(Supplied data begins)

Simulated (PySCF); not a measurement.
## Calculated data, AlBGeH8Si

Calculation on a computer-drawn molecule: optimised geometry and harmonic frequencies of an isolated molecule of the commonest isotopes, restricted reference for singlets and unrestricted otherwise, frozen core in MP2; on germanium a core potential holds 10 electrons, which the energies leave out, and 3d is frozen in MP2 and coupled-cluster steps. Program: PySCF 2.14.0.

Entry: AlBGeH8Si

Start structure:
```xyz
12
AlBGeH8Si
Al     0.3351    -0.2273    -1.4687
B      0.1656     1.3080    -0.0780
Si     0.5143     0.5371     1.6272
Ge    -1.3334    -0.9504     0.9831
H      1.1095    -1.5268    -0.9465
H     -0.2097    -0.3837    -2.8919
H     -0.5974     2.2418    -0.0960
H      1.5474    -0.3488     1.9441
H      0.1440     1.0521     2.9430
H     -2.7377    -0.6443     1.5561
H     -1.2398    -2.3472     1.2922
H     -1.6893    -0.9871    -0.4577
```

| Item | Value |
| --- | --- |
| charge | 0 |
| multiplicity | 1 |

(Supplied data ends)

Work item →
The first line of the data, the line with "charge | 0 |", and all lines in between are to be copied exactly. Leave out everything else.

Response →
Simulated (PySCF); not a measurement.
## Calculated data, AlBGeH8Si

Calculation on a computer-drawn molecule: optimised geometry and harmonic frequencies of an isolated molecule of the commonest isotopes, restricted reference for singlets and unrestricted otherwise, frozen core in MP2; on germanium a core potential holds 10 electrons, which the energies leave out, and 3d is frozen in MP2 and coupled-cluster steps. Program: PySCF 2.14.0.

Entry: AlBGeH8Si

Start structure:
```xyz
12
AlBGeH8Si
Al     0.3351    -0.2273    -1.4687
B      0.1656     1.3080    -0.0780
Si     0.5143     0.5371     1.6272
Ge    -1.3334    -0.9504     0.9831
H      1.1095    -1.5268    -0.9465
H     -0.2097    -0.3837    -2.8919
H     -0.5974     2.2418    -0.0960
H      1.5474    -0.3488     1.9441
H      0.1440     1.0521     2.9430
H     -2.7377    -0.6443     1.5561
H     -1.2398    -2.3472     1.2922
H     -1.6893    -0.9871    -0.4577
```

| Item | Value |
| --- | --- |
| charge | 0 |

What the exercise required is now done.